START Data
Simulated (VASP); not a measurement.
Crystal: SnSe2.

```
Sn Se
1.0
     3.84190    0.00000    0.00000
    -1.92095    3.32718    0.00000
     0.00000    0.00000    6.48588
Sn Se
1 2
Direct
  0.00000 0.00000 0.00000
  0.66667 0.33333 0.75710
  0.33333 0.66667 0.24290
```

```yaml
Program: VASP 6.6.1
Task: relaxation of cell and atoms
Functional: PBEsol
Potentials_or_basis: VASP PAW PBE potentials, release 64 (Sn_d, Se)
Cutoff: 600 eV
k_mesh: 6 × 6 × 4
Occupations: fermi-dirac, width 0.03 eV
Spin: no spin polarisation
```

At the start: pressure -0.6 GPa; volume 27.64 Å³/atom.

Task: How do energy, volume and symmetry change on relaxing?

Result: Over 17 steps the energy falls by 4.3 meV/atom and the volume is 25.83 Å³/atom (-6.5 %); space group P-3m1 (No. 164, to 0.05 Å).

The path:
END Data

* **Work instruction**
Restate all of the material above exactly as written.

* **Written response**
Simulated (VASP); not a measurement.
Crystal: SnSe2.

```
Sn Se
1.0
     3.84190    0.00000    0.00000
    -1.92095    3.32718    0.00000
     0.00000    0.00000    6.48588
Sn Se
1 2
Direct
  0.00000 0.00000 0.00000
  0.66667 0.33333 0.75710
  0.33333 0.66667 0.24290
```

```yaml
Program: VASP 6.6.1
Task: relaxation of cell and atoms
Functional: PBEsol
Potentials_or_basis: VASP PAW PBE potentials, release 64 (Sn_d, Se)
Cutoff: 600 eV
k_mesh: 6 × 6 × 4
Occupations: fermi-dirac, width 0.03 eV
Spin: no spin polarisation
```

At the start: pressure -0.6 GPa; volume 27.64 Å³/atom.

Task: How do energy, volume and symmetry change on relaxing?

Result: Over 17 steps the energy falls by 4.3 meV/atom and the volume is 25.83 Å³/atom (-6.5 %); space group P-3m1 (No. 164, to 0.05 Å).

The path:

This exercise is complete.